**ACTION ITEM:** Retype, word for word, every line of the records below starting at the one that contains "less VASP |" and ending at the one that contains "3.72 | +0.001 |"; include both of those lines and nothing more.

**DATA SECTION:**
###

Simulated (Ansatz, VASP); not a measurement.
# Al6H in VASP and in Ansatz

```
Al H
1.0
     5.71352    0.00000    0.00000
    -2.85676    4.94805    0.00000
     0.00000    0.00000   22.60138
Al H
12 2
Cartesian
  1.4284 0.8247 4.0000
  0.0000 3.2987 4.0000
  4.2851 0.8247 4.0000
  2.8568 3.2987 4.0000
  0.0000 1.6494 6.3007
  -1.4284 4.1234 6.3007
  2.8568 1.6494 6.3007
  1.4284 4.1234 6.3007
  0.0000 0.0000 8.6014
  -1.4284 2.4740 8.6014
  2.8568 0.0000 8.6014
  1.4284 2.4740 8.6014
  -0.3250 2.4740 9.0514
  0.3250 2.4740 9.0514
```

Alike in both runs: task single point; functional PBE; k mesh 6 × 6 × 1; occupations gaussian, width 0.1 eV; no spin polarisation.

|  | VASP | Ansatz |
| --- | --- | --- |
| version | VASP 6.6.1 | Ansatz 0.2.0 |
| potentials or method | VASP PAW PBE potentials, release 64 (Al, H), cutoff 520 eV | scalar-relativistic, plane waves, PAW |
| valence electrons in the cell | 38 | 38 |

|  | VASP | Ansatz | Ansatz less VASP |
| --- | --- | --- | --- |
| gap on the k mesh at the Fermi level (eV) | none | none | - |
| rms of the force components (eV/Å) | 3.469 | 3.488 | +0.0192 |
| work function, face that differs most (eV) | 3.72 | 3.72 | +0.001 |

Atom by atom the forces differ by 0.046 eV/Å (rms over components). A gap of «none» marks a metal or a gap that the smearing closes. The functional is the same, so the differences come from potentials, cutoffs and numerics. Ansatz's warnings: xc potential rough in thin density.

###

**TASK RESULT:**
|  | VASP | Ansatz | Ansatz less VASP |
| --- | --- | --- | --- |
| gap on the k mesh at the Fermi level (eV) | none | none | - |
| rms of the force components (eV/Å) | 3.469 | 3.488 | +0.0192 |
| work function, face that differs most (eV) | 3.72 | 3.72 | +0.001 |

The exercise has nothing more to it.